=== Begin Enclosure ===

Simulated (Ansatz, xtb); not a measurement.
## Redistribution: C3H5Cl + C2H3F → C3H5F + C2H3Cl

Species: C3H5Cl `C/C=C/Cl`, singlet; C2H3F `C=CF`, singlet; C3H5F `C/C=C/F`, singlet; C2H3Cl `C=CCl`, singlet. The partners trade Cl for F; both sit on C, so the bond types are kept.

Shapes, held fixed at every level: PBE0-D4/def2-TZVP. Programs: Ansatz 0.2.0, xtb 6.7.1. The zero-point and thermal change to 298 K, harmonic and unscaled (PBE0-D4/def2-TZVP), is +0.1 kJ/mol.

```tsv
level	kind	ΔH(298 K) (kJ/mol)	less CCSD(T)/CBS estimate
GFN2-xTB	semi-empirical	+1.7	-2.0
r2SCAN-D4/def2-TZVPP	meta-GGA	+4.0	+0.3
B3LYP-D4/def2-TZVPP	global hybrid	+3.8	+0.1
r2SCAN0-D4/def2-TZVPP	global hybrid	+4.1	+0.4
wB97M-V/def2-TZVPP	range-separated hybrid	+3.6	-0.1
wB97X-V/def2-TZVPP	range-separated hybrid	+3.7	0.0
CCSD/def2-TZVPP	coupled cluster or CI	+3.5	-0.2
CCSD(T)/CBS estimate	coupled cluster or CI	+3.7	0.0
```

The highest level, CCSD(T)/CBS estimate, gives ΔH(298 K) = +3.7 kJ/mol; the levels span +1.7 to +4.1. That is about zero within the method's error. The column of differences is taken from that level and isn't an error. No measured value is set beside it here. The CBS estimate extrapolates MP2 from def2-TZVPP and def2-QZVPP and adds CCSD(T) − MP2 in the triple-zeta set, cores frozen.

=== End Enclosure ===

◆ WORK ORDER: In the listing above, reproduce the first line and each one after it through the line that contains "types are kept.".

◆ TASK SOLUTION:
Simulated (Ansatz, xtb); not a measurement.
## Redistribution: C3H5Cl + C2H3F → C3H5F + C2H3Cl

Species: C3H5Cl `C/C=C/Cl`, singlet; C2H3F `C=CF`, singlet; C3H5F `C/C=C/F`, singlet; C2H3Cl `C=CCl`, singlet. The partners trade Cl for F; both sit on C, so the bond types are kept.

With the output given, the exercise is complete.